◆ Data provided ◆
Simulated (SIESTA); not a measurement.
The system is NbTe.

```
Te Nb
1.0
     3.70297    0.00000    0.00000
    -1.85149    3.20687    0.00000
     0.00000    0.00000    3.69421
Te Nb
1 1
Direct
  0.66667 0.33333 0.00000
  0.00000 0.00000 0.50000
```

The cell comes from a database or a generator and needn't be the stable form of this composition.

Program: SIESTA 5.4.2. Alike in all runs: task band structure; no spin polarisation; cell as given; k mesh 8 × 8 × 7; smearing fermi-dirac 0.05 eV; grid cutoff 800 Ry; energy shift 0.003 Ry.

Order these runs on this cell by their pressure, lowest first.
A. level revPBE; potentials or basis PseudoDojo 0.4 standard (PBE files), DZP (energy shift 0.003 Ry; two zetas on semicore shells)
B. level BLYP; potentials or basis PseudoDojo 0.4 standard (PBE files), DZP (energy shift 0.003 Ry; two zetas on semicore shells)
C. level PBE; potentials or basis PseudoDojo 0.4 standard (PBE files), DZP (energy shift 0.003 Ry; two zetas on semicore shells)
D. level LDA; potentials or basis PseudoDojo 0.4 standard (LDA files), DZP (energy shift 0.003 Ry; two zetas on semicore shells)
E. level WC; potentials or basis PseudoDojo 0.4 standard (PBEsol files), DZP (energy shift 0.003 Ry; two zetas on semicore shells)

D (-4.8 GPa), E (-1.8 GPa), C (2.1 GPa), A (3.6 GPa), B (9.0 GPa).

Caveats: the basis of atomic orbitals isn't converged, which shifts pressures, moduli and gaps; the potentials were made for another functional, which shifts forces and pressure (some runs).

◆ Requirement ◆
Make a verbatim transcription of all the material.

◆ Answer section ◆
Simulated (SIESTA); not a measurement.
The system is NbTe.

```
Te Nb
1.0
     3.70297    0.00000    0.00000
    -1.85149    3.20687    0.00000
     0.00000    0.00000    3.69421
Te Nb
1 1
Direct
  0.66667 0.33333 0.00000
  0.00000 0.00000 0.50000
```

The cell comes from a database or a generator and needn't be the stable form of this composition.

Program: SIESTA 5.4.2. Alike in all runs: task band structure; no spin polarisation; cell as given; k mesh 8 × 8 × 7; smearing fermi-dirac 0.05 eV; grid cutoff 800 Ry; energy shift 0.003 Ry.

Order these runs on this cell by their pressure, lowest first.
A. level revPBE; potentials or basis PseudoDojo 0.4 standard (PBE files), DZP (energy shift 0.003 Ry; two zetas on semicore shells)
B. level BLYP; potentials or basis PseudoDojo 0.4 standard (PBE files), DZP (energy shift 0.003 Ry; two zetas on semicore shells)
C. level PBE; potentials or basis PseudoDojo 0.4 standard (PBE files), DZP (energy shift 0.003 Ry; two zetas on semicore shells)
D. level LDA; potentials or basis PseudoDojo 0.4 standard (LDA files), DZP (energy shift 0.003 Ry; two zetas on semicore shells)
E. level WC; potentials or basis PseudoDojo 0.4 standard (PBEsol files), DZP (energy shift 0.003 Ry; two zetas on semicore shells)

D (-4.8 GPa), E (-1.8 GPa), C (2.1 GPa), A (3.6 GPa), B (9.0 GPa).

Caveats: the basis of atomic orbitals isn't converged, which shifts pressures, moduli and gaps; the potentials were made for another functional, which shifts forces and pressure (some runs).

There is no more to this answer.